*** Opening of Data ***

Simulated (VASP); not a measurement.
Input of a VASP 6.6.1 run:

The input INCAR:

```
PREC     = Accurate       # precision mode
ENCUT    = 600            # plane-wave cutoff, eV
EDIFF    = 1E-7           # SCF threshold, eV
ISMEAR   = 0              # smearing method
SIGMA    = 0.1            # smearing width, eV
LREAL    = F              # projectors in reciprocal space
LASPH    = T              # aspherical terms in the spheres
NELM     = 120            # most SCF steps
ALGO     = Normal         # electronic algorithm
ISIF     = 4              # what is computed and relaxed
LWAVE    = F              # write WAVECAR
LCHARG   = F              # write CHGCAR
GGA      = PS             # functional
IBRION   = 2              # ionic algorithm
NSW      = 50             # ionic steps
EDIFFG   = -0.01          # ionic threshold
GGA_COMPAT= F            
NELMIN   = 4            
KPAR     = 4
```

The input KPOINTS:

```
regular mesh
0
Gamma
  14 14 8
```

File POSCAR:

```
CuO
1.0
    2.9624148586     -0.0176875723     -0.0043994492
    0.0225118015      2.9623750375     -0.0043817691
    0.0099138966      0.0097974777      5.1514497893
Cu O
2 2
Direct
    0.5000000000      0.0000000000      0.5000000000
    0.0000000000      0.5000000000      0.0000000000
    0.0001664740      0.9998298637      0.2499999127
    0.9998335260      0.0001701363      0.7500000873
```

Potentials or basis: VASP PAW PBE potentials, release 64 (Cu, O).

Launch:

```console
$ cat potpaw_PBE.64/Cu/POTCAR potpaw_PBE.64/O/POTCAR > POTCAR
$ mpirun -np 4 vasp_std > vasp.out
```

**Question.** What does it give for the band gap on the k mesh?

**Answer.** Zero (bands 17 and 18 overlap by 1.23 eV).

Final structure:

*** Close of Data ***

> Required action: Start at the first line of the material. Reproduce every line exactly, ending with the line that holds "by 1.23 eV).".

> Your solution:
Simulated (VASP); not a measurement.
Input of a VASP 6.6.1 run:

The input INCAR:

```
PREC     = Accurate       # precision mode
ENCUT    = 600            # plane-wave cutoff, eV
EDIFF    = 1E-7           # SCF threshold, eV
ISMEAR   = 0              # smearing method
SIGMA    = 0.1            # smearing width, eV
LREAL    = F              # projectors in reciprocal space
LASPH    = T              # aspherical terms in the spheres
NELM     = 120            # most SCF steps
ALGO     = Normal         # electronic algorithm
ISIF     = 4              # what is computed and relaxed
LWAVE    = F              # write WAVECAR
LCHARG   = F              # write CHGCAR
GGA      = PS             # functional
IBRION   = 2              # ionic algorithm
NSW      = 50             # ionic steps
EDIFFG   = -0.01          # ionic threshold
GGA_COMPAT= F            
NELMIN   = 4            
KPAR     = 4
```

The input KPOINTS:

```
regular mesh
0
Gamma
  14 14 8
```

File POSCAR:

```
CuO
1.0
    2.9624148586     -0.0176875723     -0.0043994492
    0.0225118015      2.9623750375     -0.0043817691
    0.0099138966      0.0097974777      5.1514497893
Cu O
2 2
Direct
    0.5000000000      0.0000000000      0.5000000000
    0.0000000000      0.5000000000      0.0000000000
    0.0001664740      0.9998298637      0.2499999127
    0.9998335260      0.0001701363      0.7500000873
```

Potentials or basis: VASP PAW PBE potentials, release 64 (Cu, O).

Launch:

```console
$ cat potpaw_PBE.64/Cu/POTCAR potpaw_PBE.64/O/POTCAR > POTCAR
$ mpirun -np 4 vasp_std > vasp.out
```

**Question.** What does it give for the band gap on the k mesh?

**Answer.** Zero (bands 17 and 18 overlap by 1.23 eV).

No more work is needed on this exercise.